DATA FOR ANALYSIS –
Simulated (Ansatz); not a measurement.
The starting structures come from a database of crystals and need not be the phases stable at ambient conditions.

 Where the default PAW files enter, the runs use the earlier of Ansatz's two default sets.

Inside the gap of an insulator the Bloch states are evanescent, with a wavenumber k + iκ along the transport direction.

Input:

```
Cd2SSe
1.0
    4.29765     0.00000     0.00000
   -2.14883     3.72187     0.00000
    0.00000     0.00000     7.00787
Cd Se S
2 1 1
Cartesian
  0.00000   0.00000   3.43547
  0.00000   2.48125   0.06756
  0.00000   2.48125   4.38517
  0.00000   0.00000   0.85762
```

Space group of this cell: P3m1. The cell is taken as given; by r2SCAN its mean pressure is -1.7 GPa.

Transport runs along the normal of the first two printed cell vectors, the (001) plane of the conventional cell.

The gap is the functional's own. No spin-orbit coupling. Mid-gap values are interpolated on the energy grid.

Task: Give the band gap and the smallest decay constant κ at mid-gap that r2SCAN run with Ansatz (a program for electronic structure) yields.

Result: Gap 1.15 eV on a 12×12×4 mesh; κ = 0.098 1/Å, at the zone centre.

ASSIGNED TASK – The lines of the data, from the first through the one containing "The gap is the", are to be transcribed exactly.

ANSWER SPACE –
Simulated (Ansatz); not a measurement.
The starting structures come from a database of crystals and need not be the phases stable at ambient conditions.

 Where the default PAW files enter, the runs use the earlier of Ansatz's two default sets.

Inside the gap of an insulator the Bloch states are evanescent, with a wavenumber k + iκ along the transport direction.

Input:

```
Cd2SSe
1.0
    4.29765     0.00000     0.00000
   -2.14883     3.72187     0.00000
    0.00000     0.00000     7.00787
Cd Se S
2 1 1
Cartesian
  0.00000   0.00000   3.43547
  0.00000   2.48125   0.06756
  0.00000   2.48125   4.38517
  0.00000   0.00000   0.85762
```

Space group of this cell: P3m1. The cell is taken as given; by r2SCAN its mean pressure is -1.7 GPa.

Transport runs along the normal of the first two printed cell vectors, the (001) plane of the conventional cell.

The gap is the functional's own. No spin-orbit coupling. Mid-gap values are interpolated on the energy grid.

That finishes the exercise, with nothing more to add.